Assignment
Your answer must be an exact copy of the records below.

※ ※ ※

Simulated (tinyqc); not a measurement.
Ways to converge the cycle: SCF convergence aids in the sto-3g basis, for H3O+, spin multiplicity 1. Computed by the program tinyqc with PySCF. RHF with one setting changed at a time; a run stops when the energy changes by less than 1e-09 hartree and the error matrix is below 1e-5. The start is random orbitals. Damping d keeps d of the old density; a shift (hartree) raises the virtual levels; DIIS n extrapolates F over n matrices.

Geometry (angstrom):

※ ※ ※

Solution
Simulated (tinyqc); not a measurement.
Ways to converge the cycle: SCF convergence aids in the sto-3g basis, for H3O+, spin multiplicity 1. Computed by the program tinyqc with PySCF. RHF with one setting changed at a time; a run stops when the energy changes by less than 1e-09 hartree and the error matrix is below 1e-5. The start is random orbitals. Damping d keeps d of the old density; a shift (hartree) raises the virtual levels; DIIS n extrapolates F over n matrices.

Geometry (angstrom):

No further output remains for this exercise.